== SUPPLIED ENTRIES ==

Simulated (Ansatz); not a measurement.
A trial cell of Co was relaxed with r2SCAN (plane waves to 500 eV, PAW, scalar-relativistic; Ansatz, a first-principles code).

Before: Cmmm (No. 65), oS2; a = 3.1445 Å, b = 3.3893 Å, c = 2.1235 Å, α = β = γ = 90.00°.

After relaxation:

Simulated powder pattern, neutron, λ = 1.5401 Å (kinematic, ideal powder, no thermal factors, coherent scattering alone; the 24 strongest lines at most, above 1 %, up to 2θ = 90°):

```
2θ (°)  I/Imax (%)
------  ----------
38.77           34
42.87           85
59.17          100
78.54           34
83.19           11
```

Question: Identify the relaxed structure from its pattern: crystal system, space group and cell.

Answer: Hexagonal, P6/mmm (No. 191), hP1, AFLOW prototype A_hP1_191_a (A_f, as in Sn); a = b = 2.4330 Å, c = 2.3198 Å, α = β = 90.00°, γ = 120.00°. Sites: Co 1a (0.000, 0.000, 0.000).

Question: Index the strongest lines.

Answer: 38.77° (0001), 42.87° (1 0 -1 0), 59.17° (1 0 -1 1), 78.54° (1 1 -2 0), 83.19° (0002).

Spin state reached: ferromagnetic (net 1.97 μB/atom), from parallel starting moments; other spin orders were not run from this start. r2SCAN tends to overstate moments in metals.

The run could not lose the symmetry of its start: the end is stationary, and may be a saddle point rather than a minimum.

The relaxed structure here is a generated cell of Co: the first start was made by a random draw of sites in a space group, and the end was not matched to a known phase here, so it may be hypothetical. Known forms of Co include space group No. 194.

===

▶ _WORK REQUEST_: The expected response is the material above given again line by line, from its first line to the line holding "Answer: 38.77° (0001), 42.87°", inclusive.

▶ _ANSWER AREA_:
Simulated (Ansatz); not a measurement.
A trial cell of Co was relaxed with r2SCAN (plane waves to 500 eV, PAW, scalar-relativistic; Ansatz, a first-principles code).

Before: Cmmm (No. 65), oS2; a = 3.1445 Å, b = 3.3893 Å, c = 2.1235 Å, α = β = γ = 90.00°.

After relaxation:

Simulated powder pattern, neutron, λ = 1.5401 Å (kinematic, ideal powder, no thermal factors, coherent scattering alone; the 24 strongest lines at most, above 1 %, up to 2θ = 90°):

```
2θ (°)  I/Imax (%)
------  ----------
38.77           34
42.87           85
59.17          100
78.54           34
83.19           11
```

Question: Identify the relaxed structure from its pattern: crystal system, space group and cell.

Answer: Hexagonal, P6/mmm (No. 191), hP1, AFLOW prototype A_hP1_191_a (A_f, as in Sn); a = b = 2.4330 Å, c = 2.3198 Å, α = β = 90.00°, γ = 120.00°. Sites: Co 1a (0.000, 0.000, 0.000).

Question: Index the strongest lines.

Answer: 38.77° (0001), 42.87° (1 0 -1 0), 59.17° (1 0 -1 1), 78.54° (1 1 -2 0), 83.19° (0002).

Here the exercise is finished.